**** Dataset entries ****

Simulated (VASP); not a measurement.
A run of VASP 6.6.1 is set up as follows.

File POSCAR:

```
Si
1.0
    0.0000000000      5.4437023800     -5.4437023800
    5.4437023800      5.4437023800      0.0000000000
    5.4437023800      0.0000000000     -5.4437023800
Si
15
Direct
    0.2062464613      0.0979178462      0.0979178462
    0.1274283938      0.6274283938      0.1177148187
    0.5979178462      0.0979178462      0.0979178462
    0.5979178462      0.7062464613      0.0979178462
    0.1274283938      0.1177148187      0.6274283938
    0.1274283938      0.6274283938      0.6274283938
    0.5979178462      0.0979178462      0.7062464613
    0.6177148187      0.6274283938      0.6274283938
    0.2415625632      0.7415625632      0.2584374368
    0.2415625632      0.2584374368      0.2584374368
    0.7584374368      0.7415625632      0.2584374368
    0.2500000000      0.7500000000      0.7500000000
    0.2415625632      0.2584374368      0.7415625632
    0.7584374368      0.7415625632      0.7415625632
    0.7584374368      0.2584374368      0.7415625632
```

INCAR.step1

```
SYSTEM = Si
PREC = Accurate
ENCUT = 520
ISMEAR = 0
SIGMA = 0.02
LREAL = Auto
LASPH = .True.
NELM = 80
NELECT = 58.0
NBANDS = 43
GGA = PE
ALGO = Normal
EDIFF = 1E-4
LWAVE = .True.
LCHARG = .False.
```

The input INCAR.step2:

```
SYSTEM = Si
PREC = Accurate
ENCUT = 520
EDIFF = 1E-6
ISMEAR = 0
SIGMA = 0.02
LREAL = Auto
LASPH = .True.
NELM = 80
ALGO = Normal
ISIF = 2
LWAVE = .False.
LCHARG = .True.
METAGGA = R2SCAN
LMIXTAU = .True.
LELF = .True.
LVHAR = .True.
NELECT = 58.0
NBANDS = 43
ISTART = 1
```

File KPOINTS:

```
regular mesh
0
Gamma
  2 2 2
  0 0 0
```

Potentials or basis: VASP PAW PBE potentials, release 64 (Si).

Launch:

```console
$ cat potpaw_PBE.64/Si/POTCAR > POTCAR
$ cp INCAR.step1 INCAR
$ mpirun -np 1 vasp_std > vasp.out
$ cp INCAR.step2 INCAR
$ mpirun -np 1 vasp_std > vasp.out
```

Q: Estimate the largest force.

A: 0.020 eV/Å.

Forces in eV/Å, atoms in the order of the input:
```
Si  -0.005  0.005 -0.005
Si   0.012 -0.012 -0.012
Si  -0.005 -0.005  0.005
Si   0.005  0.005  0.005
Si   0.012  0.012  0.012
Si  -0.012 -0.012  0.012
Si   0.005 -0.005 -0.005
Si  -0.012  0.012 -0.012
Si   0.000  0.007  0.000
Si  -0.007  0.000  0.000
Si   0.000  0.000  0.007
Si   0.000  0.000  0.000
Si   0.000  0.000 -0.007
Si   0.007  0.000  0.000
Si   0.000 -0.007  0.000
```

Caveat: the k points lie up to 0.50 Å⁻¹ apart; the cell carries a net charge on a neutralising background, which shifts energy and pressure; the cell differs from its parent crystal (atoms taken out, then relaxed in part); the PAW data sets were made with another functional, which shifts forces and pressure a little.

****

Assignment
Please transcribe the records exactly from their first line through the line holding "Q: Estimate the largest force.", and leave out all others.

Result
Simulated (VASP); not a measurement.
A run of VASP 6.6.1 is set up as follows.

File POSCAR:

```
Si
1.0
    0.0000000000      5.4437023800     -5.4437023800
    5.4437023800      5.4437023800      0.0000000000
    5.4437023800      0.0000000000     -5.4437023800
Si
15
Direct
    0.2062464613      0.0979178462      0.0979178462
    0.1274283938      0.6274283938      0.1177148187
    0.5979178462      0.0979178462      0.0979178462
    0.5979178462      0.7062464613      0.0979178462
    0.1274283938      0.1177148187      0.6274283938
    0.1274283938      0.6274283938      0.6274283938
    0.5979178462      0.0979178462      0.7062464613
    0.6177148187      0.6274283938      0.6274283938
    0.2415625632      0.7415625632      0.2584374368
    0.2415625632      0.2584374368      0.2584374368
    0.7584374368      0.7415625632      0.2584374368
    0.2500000000      0.7500000000      0.7500000000
    0.2415625632      0.2584374368      0.7415625632
    0.7584374368      0.7415625632      0.7415625632
    0.7584374368      0.2584374368      0.7415625632
```

INCAR.step1

```
SYSTEM = Si
PREC = Accurate
ENCUT = 520
ISMEAR = 0
SIGMA = 0.02
LREAL = Auto
LASPH = .True.
NELM = 80
NELECT = 58.0
NBANDS = 43
GGA = PE
ALGO = Normal
EDIFF = 1E-4
LWAVE = .True.
LCHARG = .False.
```

The input INCAR.step2:

```
SYSTEM = Si
PREC = Accurate
ENCUT = 520
EDIFF = 1E-6
ISMEAR = 0
SIGMA = 0.02
LREAL = Auto
LASPH = .True.
NELM = 80
ALGO = Normal
ISIF = 2
LWAVE = .False.
LCHARG = .True.
METAGGA = R2SCAN
LMIXTAU = .True.
LELF = .True.
LVHAR = .True.
NELECT = 58.0
NBANDS = 43
ISTART = 1
```

File KPOINTS:

```
regular mesh
0
Gamma
  2 2 2
  0 0 0
```

Potentials or basis: VASP PAW PBE potentials, release 64 (Si).

Launch:

```console
$ cat potpaw_PBE.64/Si/POTCAR > POTCAR
$ cp INCAR.step1 INCAR
$ mpirun -np 1 vasp_std > vasp.out
$ cp INCAR.step2 INCAR
$ mpirun -np 1 vasp_std > vasp.out
```

Q: Estimate the largest force.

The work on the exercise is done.